■ Assignment:
Your task is to transcribe, without alteration, the lines from the top of the material below through the line bearing "With r2SCAN at", inclusive.

(Study material begins)

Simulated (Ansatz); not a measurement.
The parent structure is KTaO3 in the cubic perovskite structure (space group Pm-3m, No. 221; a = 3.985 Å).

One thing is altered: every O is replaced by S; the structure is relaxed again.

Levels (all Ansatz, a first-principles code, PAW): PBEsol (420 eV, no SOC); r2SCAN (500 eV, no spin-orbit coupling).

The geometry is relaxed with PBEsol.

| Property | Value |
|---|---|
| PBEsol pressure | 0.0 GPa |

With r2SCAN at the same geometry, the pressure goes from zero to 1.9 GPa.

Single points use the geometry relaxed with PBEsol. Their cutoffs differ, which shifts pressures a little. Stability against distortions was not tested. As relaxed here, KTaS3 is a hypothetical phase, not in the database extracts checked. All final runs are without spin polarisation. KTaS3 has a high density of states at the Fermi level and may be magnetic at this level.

(Study material ends)

■ Task result:
Simulated (Ansatz); not a measurement.
The parent structure is KTaO3 in the cubic perovskite structure (space group Pm-3m, No. 221; a = 3.985 Å).

One thing is altered: every O is replaced by S; the structure is relaxed again.

Levels (all Ansatz, a first-principles code, PAW): PBEsol (420 eV, no SOC); r2SCAN (500 eV, no spin-orbit coupling).

The geometry is relaxed with PBEsol.

| Property | Value |
|---|---|
| PBEsol pressure | 0.0 GPa |

With r2SCAN at the same geometry, the pressure goes from zero to 1.9 GPa.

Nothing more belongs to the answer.